Available data:
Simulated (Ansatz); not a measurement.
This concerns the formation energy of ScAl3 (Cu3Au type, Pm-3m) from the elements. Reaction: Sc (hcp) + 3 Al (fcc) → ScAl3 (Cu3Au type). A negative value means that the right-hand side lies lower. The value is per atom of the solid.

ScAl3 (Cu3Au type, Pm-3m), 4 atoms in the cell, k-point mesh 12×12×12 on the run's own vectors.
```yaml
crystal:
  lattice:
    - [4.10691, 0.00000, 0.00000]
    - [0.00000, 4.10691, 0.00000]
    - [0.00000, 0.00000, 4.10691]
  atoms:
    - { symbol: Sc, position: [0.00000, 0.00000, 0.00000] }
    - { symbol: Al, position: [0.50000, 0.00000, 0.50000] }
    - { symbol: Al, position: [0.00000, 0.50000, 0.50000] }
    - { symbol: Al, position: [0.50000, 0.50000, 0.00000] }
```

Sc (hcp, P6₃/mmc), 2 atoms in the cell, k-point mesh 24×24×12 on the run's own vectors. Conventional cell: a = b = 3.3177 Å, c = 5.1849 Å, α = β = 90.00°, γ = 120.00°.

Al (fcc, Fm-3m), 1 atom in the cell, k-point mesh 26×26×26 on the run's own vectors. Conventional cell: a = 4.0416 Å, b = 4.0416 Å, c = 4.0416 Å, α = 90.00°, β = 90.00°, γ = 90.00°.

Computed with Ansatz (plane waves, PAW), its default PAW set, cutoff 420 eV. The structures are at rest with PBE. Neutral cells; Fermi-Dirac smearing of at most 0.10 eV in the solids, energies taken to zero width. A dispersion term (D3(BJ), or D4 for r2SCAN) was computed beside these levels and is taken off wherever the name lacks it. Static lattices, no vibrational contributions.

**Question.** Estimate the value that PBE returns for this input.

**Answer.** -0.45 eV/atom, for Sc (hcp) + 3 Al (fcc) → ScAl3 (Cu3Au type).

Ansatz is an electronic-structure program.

Brief: The records above should be printed exactly, please, from the first line through the line containing "Al (fcc, Fm-3m), 1", with both ends kept and nothing past it.

Task result:
Simulated (Ansatz); not a measurement.
This concerns the formation energy of ScAl3 (Cu3Au type, Pm-3m) from the elements. Reaction: Sc (hcp) + 3 Al (fcc) → ScAl3 (Cu3Au type). A negative value means that the right-hand side lies lower. The value is per atom of the solid.

ScAl3 (Cu3Au type, Pm-3m), 4 atoms in the cell, k-point mesh 12×12×12 on the run's own vectors.
```yaml
crystal:
  lattice:
    - [4.10691, 0.00000, 0.00000]
    - [0.00000, 4.10691, 0.00000]
    - [0.00000, 0.00000, 4.10691]
  atoms:
    - { symbol: Sc, position: [0.00000, 0.00000, 0.00000] }
    - { symbol: Al, position: [0.50000, 0.00000, 0.50000] }
    - { symbol: Al, position: [0.00000, 0.50000, 0.50000] }
    - { symbol: Al, position: [0.50000, 0.50000, 0.00000] }
```

Sc (hcp, P6₃/mmc), 2 atoms in the cell, k-point mesh 24×24×12 on the run's own vectors. Conventional cell: a = b = 3.3177 Å, c = 5.1849 Å, α = β = 90.00°, γ = 120.00°.

Al (fcc, Fm-3m), 1 atom in the cell, k-point mesh 26×26×26 on the run's own vectors. Conventional cell: a = 4.0416 Å, b = 4.0416 Å, c = 4.0416 Å, α = 90.00°, β = 90.00°, γ = 90.00°.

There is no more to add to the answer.